# REQUIRED ACTION
Read the data below. Then repeat all of it exactly.

# SUPPLIED DATA
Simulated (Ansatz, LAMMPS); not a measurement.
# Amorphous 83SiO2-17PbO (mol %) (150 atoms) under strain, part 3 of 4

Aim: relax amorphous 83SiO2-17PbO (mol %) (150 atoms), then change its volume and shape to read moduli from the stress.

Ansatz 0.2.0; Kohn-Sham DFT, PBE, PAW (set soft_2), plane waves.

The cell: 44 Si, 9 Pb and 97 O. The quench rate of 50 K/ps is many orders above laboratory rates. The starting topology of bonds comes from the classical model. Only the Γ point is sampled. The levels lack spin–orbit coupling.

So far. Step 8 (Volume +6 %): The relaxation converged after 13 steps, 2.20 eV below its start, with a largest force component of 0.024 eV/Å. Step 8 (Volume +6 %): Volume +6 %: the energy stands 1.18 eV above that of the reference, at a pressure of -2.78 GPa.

# WRITTEN RESPONSE
Simulated (Ansatz, LAMMPS); not a measurement.
# Amorphous 83SiO2-17PbO (mol %) (150 atoms) under strain, part 3 of 4

Aim: relax amorphous 83SiO2-17PbO (mol %) (150 atoms), then change its volume and shape to read moduli from the stress.

Ansatz 0.2.0; Kohn-Sham DFT, PBE, PAW (set soft_2), plane waves.

The cell: 44 Si, 9 Pb and 97 O. The quench rate of 50 K/ps is many orders above laboratory rates. The starting topology of bonds comes from the classical model. Only the Γ point is sampled. The levels lack spin–orbit coupling.

So far. Step 8 (Volume +6 %): The relaxation converged after 13 steps, 2.20 eV below its start, with a largest force component of 0.024 eV/Å. Step 8 (Volume +6 %): Volume +6 %: the energy stands 1.18 eV above that of the reference, at a pressure of -2.78 GPa.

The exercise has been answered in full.